**Brief**
Retype exactly the lines below, beginning with the first and ending with the line where "Task: What are" appears.

════════
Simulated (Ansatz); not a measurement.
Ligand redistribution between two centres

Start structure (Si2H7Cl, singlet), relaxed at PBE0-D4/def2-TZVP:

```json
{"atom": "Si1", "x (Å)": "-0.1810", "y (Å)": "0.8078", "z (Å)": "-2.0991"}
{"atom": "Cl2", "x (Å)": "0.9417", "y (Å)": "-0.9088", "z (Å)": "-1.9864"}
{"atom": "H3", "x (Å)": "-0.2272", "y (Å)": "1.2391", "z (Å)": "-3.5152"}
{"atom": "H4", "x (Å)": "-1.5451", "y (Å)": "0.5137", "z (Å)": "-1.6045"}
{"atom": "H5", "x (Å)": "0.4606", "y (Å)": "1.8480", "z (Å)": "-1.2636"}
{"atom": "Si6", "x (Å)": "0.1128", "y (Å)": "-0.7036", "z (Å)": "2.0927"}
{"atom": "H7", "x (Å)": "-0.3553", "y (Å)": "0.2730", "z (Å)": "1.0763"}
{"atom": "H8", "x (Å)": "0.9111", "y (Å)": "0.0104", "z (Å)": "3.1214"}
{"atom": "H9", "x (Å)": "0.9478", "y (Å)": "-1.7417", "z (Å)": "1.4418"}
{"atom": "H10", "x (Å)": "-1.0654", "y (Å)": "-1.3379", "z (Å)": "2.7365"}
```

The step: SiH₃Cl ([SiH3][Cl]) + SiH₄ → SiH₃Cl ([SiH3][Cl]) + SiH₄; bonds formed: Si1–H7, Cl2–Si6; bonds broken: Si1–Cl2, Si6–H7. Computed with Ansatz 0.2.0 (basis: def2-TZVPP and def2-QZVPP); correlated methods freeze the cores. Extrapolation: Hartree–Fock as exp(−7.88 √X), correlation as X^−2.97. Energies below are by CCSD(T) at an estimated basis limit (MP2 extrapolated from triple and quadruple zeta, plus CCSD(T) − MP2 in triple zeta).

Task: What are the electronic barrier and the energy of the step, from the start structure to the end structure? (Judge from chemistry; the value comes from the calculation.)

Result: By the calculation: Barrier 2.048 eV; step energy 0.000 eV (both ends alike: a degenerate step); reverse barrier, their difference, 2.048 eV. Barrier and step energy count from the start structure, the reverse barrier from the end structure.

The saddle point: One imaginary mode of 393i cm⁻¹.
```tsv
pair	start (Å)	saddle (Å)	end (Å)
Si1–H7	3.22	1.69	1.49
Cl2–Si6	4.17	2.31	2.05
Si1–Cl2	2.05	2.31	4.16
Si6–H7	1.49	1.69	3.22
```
════════

**Worked solution**
Simulated (Ansatz); not a measurement.
Ligand redistribution between two centres

Start structure (Si2H7Cl, singlet), relaxed at PBE0-D4/def2-TZVP:

```json
{"atom": "Si1", "x (Å)": "-0.1810", "y (Å)": "0.8078", "z (Å)": "-2.0991"}
{"atom": "Cl2", "x (Å)": "0.9417", "y (Å)": "-0.9088", "z (Å)": "-1.9864"}
{"atom": "H3", "x (Å)": "-0.2272", "y (Å)": "1.2391", "z (Å)": "-3.5152"}
{"atom": "H4", "x (Å)": "-1.5451", "y (Å)": "0.5137", "z (Å)": "-1.6045"}
{"atom": "H5", "x (Å)": "0.4606", "y (Å)": "1.8480", "z (Å)": "-1.2636"}
{"atom": "Si6", "x (Å)": "0.1128", "y (Å)": "-0.7036", "z (Å)": "2.0927"}
{"atom": "H7", "x (Å)": "-0.3553", "y (Å)": "0.2730", "z (Å)": "1.0763"}
{"atom": "H8", "x (Å)": "0.9111", "y (Å)": "0.0104", "z (Å)": "3.1214"}
{"atom": "H9", "x (Å)": "0.9478", "y (Å)": "-1.7417", "z (Å)": "1.4418"}
{"atom": "H10", "x (Å)": "-1.0654", "y (Å)": "-1.3379", "z (Å)": "2.7365"}
```

The step: SiH₃Cl ([SiH3][Cl]) + SiH₄ → SiH₃Cl ([SiH3][Cl]) + SiH₄; bonds formed: Si1–H7, Cl2–Si6; bonds broken: Si1–Cl2, Si6–H7. Computed with Ansatz 0.2.0 (basis: def2-TZVPP and def2-QZVPP); correlated methods freeze the cores. Extrapolation: Hartree–Fock as exp(−7.88 √X), correlation as X^−2.97. Energies below are by CCSD(T) at an estimated basis limit (MP2 extrapolated from triple and quadruple zeta, plus CCSD(T) − MP2 in triple zeta).

Task: What are the electronic barrier and the energy of the step, from the start structure to the end structure? (Judge from chemistry; the value comes from the calculation.)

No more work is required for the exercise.